*Brief*
Set the following entries down again exactly, line by line.

*Excerpted data*

· · ·

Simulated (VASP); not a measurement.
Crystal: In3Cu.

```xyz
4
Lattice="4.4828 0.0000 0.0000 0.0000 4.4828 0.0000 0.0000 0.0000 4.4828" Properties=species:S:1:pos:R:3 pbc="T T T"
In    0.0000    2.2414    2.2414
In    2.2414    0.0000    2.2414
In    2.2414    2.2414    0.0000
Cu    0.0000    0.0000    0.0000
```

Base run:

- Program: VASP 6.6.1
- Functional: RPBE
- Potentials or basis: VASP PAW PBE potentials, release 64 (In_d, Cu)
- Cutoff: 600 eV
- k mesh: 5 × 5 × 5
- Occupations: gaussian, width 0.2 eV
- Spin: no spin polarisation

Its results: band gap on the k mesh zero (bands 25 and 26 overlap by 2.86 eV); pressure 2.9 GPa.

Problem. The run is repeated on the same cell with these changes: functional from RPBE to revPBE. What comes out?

· · ·

*Solution*
Simulated (VASP); not a measurement.
Crystal: In3Cu.

```xyz
4
Lattice="4.4828 0.0000 0.0000 0.0000 4.4828 0.0000 0.0000 0.0000 4.4828" Properties=species:S:1:pos:R:3 pbc="T T T"
In    0.0000    2.2414    2.2414
In    2.2414    0.0000    2.2414
In    2.2414    2.2414    0.0000
Cu    0.0000    0.0000    0.0000
```

Base run:

- Program: VASP 6.6.1
- Functional: RPBE
- Potentials or basis: VASP PAW PBE potentials, release 64 (In_d, Cu)
- Cutoff: 600 eV
- k mesh: 5 × 5 × 5
- Occupations: gaussian, width 0.2 eV
- Spin: no spin polarisation

Its results: band gap on the k mesh zero (bands 25 and 26 overlap by 2.86 eV); pressure 2.9 GPa.

Problem. The run is repeated on the same cell with these changes: functional from RPBE to revPBE. What comes out?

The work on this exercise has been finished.